■ WORK TASK:
From the data below, set down exactly the lines between the one holding "(1) Find the" and the one holding "(3) Give the", inclusive, and no others.

= = =

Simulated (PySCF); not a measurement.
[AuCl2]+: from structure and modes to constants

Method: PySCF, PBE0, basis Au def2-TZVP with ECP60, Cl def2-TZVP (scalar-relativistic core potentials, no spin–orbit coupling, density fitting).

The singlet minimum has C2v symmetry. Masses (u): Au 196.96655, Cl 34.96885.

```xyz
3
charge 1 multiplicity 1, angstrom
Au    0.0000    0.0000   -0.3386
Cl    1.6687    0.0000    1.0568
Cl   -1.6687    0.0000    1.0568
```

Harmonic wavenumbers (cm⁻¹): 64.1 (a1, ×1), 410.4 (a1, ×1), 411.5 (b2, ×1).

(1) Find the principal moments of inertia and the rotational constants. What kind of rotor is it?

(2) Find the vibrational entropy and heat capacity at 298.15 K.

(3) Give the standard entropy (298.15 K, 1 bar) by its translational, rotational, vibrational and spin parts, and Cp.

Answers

= = =

■ ANSWER AREA:
(1) Find the principal moments of inertia and the rotational constants. What kind of rotor is it?

(2) Find the vibrational entropy and heat capacity at 298.15 K.

(3) Give the standard entropy (298.15 K, 1 bar) by its translational, rotational, vibrational and spin parts, and Cp.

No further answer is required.